** Data for review **
^^^^

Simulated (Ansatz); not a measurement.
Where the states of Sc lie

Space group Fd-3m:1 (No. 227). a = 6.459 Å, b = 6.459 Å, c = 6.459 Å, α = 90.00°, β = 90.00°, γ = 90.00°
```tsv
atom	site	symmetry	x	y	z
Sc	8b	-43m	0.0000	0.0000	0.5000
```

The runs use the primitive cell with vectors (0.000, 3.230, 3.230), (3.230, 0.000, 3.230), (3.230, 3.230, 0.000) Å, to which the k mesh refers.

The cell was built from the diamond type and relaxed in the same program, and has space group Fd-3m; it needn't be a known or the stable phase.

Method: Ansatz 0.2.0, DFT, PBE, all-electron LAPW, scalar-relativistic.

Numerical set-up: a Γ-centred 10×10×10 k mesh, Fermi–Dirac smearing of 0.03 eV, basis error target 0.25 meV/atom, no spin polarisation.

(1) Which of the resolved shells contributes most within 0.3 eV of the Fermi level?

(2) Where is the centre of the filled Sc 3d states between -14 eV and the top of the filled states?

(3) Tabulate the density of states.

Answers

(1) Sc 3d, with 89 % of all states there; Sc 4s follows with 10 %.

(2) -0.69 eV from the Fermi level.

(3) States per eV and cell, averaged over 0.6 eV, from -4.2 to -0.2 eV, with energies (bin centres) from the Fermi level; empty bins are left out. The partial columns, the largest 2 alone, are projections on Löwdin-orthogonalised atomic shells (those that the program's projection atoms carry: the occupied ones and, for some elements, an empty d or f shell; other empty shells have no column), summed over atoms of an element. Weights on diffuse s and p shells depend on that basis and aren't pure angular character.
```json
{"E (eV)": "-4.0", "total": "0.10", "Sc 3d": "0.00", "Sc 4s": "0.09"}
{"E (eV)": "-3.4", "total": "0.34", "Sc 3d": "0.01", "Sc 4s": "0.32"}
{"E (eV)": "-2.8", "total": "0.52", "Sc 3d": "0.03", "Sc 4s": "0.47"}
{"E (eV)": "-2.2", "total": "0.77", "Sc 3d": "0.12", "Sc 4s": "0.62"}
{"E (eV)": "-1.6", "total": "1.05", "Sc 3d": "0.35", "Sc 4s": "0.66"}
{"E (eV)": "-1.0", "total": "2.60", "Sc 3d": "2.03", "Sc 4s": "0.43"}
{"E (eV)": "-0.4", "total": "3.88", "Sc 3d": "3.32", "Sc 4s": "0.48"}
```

^^^^

** Activity **
Go back to the listing above. Copy word for word the lines from the one with "(2) Where is" through the one with "(2) -0.69 eV from the Fermi level.", and nothing more.

** Result **
(2) Where is the centre of the filled Sc 3d states between -14 eV and the top of the filled states?

(3) Tabulate the density of states.

Answers

(1) Sc 3d, with 89 % of all states there; Sc 4s follows with 10 %.

(2) -0.69 eV from the Fermi level.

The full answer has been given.